* REQUIREMENT *
Repeat every entry in full. Match each line exactly.

* INFORMATION SUPPLIED *
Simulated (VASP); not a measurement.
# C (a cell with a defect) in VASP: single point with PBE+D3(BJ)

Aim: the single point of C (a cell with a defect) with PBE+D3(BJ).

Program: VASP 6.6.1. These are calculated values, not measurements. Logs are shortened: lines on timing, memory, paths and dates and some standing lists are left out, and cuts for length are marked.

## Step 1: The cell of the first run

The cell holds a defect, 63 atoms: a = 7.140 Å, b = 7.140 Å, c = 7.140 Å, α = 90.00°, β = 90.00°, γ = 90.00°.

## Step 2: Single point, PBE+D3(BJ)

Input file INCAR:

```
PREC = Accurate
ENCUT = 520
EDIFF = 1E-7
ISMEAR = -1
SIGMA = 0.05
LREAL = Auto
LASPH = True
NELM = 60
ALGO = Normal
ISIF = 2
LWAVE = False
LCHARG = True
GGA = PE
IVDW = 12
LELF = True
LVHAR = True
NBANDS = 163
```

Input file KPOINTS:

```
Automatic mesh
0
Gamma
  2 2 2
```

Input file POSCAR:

* EXERCISE ANSWER *
Simulated (VASP); not a measurement.
# C (a cell with a defect) in VASP: single point with PBE+D3(BJ)

Aim: the single point of C (a cell with a defect) with PBE+D3(BJ).

Program: VASP 6.6.1. These are calculated values, not measurements. Logs are shortened: lines on timing, memory, paths and dates and some standing lists are left out, and cuts for length are marked.

## Step 1: The cell of the first run

The cell holds a defect, 63 atoms: a = 7.140 Å, b = 7.140 Å, c = 7.140 Å, α = 90.00°, β = 90.00°, γ = 90.00°.

## Step 2: Single point, PBE+D3(BJ)

Input file INCAR:

```
PREC = Accurate
ENCUT = 520
EDIFF = 1E-7
ISMEAR = -1
SIGMA = 0.05
LREAL = Auto
LASPH = True
NELM = 60
ALGO = Normal
ISIF = 2
LWAVE = False
LCHARG = True
GGA = PE
IVDW = 12
LELF = True
LVHAR = True
NBANDS = 163
```

Input file KPOINTS:

```
Automatic mesh
0
Gamma
  2 2 2
```

Input file POSCAR:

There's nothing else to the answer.